### Record extracts
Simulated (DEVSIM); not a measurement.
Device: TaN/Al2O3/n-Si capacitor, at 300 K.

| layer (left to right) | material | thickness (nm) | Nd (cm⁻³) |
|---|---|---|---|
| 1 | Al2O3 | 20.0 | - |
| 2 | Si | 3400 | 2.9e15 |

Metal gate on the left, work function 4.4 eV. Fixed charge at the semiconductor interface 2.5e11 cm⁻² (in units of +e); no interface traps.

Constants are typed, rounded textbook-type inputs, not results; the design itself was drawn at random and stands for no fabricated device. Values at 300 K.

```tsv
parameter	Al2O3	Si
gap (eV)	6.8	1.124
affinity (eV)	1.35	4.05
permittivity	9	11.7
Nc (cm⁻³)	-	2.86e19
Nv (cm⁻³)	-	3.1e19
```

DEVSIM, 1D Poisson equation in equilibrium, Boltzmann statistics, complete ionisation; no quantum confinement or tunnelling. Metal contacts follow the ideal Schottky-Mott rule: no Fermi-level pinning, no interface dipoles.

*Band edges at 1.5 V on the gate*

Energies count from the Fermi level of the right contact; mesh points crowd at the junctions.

### Work item
Although the records may continue, retype only the lines from the first one through the one containing "on the gate*", exactly as they appear.

### Exercise result
Simulated (DEVSIM); not a measurement.
Device: TaN/Al2O3/n-Si capacitor, at 300 K.

| layer (left to right) | material | thickness (nm) | Nd (cm⁻³) |
|---|---|---|---|
| 1 | Al2O3 | 20.0 | - |
| 2 | Si | 3400 | 2.9e15 |

Metal gate on the left, work function 4.4 eV. Fixed charge at the semiconductor interface 2.5e11 cm⁻² (in units of +e); no interface traps.

Constants are typed, rounded textbook-type inputs, not results; the design itself was drawn at random and stands for no fabricated device. Values at 300 K.

```tsv
parameter	Al2O3	Si
gap (eV)	6.8	1.124
affinity (eV)	1.35	4.05
permittivity	9	11.7
Nc (cm⁻³)	-	2.86e19
Nv (cm⁻³)	-	3.1e19
```

DEVSIM, 1D Poisson equation in equilibrium, Boltzmann statistics, complete ionisation; no quantum confinement or tunnelling. Metal contacts follow the ideal Schottky-Mott rule: no Fermi-level pinning, no interface dipoles.

*Band edges at 1.5 V on the gate*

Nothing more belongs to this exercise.